**BRIEF**
Give back all the records below, unaltered.

**DATA EXTRACT**
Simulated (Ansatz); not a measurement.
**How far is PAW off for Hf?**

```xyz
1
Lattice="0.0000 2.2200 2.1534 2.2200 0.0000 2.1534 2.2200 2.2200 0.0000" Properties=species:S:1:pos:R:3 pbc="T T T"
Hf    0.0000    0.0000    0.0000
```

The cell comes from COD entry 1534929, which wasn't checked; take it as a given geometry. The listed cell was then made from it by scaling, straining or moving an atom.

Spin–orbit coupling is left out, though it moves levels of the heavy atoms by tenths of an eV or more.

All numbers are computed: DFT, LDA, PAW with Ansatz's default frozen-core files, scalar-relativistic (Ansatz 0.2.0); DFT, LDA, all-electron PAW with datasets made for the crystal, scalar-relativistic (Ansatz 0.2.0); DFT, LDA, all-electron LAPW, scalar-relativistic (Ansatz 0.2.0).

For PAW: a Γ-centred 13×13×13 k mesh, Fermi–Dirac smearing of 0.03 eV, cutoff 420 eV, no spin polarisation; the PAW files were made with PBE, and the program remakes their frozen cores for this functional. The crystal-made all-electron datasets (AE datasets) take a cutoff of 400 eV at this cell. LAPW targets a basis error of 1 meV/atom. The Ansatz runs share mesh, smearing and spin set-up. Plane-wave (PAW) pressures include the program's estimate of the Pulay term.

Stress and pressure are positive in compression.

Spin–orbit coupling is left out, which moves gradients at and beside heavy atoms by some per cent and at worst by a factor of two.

**WRITTEN RESPONSE**
Simulated (Ansatz); not a measurement.
**How far is PAW off for Hf?**

```xyz
1
Lattice="0.0000 2.2200 2.1534 2.2200 0.0000 2.1534 2.2200 2.2200 0.0000" Properties=species:S:1:pos:R:3 pbc="T T T"
Hf    0.0000    0.0000    0.0000
```

The cell comes from COD entry 1534929, which wasn't checked; take it as a given geometry. The listed cell was then made from it by scaling, straining or moving an atom.

Spin–orbit coupling is left out, though it moves levels of the heavy atoms by tenths of an eV or more.

All numbers are computed: DFT, LDA, PAW with Ansatz's default frozen-core files, scalar-relativistic (Ansatz 0.2.0); DFT, LDA, all-electron PAW with datasets made for the crystal, scalar-relativistic (Ansatz 0.2.0); DFT, LDA, all-electron LAPW, scalar-relativistic (Ansatz 0.2.0).

For PAW: a Γ-centred 13×13×13 k mesh, Fermi–Dirac smearing of 0.03 eV, cutoff 420 eV, no spin polarisation; the PAW files were made with PBE, and the program remakes their frozen cores for this functional. The crystal-made all-electron datasets (AE datasets) take a cutoff of 400 eV at this cell. LAPW targets a basis error of 1 meV/atom. The Ansatz runs share mesh, smearing and spin set-up. Plane-wave (PAW) pressures include the program's estimate of the Pulay term.

Stress and pressure are positive in compression.

Spin–orbit coupling is left out, which moves gradients at and beside heavy atoms by some per cent and at worst by a factor of two.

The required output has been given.